________

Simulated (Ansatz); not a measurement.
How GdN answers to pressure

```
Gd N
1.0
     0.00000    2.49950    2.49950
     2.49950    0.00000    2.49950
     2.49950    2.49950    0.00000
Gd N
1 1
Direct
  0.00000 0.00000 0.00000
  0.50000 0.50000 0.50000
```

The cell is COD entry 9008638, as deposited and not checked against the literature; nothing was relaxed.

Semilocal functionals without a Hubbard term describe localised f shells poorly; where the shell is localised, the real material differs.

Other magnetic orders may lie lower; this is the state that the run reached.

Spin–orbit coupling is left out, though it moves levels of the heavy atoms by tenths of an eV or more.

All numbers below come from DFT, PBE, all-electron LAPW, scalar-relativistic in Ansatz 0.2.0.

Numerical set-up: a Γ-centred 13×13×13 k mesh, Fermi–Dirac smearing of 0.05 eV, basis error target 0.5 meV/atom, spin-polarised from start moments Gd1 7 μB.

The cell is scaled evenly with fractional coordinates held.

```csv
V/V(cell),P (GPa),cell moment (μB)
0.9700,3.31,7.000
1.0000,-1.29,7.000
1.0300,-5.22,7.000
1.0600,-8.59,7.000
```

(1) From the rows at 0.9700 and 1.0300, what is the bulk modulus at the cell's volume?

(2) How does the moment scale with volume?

________

→ **Assigned task**: Return each record exactly as given.

→ **Reply**:
Simulated (Ansatz); not a measurement.
How GdN answers to pressure

```
Gd N
1.0
     0.00000    2.49950    2.49950
     2.49950    0.00000    2.49950
     2.49950    2.49950    0.00000
Gd N
1 1
Direct
  0.00000 0.00000 0.00000
  0.50000 0.50000 0.50000
```

The cell is COD entry 9008638, as deposited and not checked against the literature; nothing was relaxed.

Semilocal functionals without a Hubbard term describe localised f shells poorly; where the shell is localised, the real material differs.

Other magnetic orders may lie lower; this is the state that the run reached.

Spin–orbit coupling is left out, though it moves levels of the heavy atoms by tenths of an eV or more.

All numbers below come from DFT, PBE, all-electron LAPW, scalar-relativistic in Ansatz 0.2.0.

Numerical set-up: a Γ-centred 13×13×13 k mesh, Fermi–Dirac smearing of 0.05 eV, basis error target 0.5 meV/atom, spin-polarised from start moments Gd1 7 μB.

The cell is scaled evenly with fractional coordinates held.

```csv
V/V(cell),P (GPa),cell moment (μB)
0.9700,3.31,7.000
1.0000,-1.29,7.000
1.0300,-5.22,7.000
1.0600,-8.59,7.000
```

(1) From the rows at 0.9700 and 1.0300, what is the bulk modulus at the cell's volume?

(2) How does the moment scale with volume?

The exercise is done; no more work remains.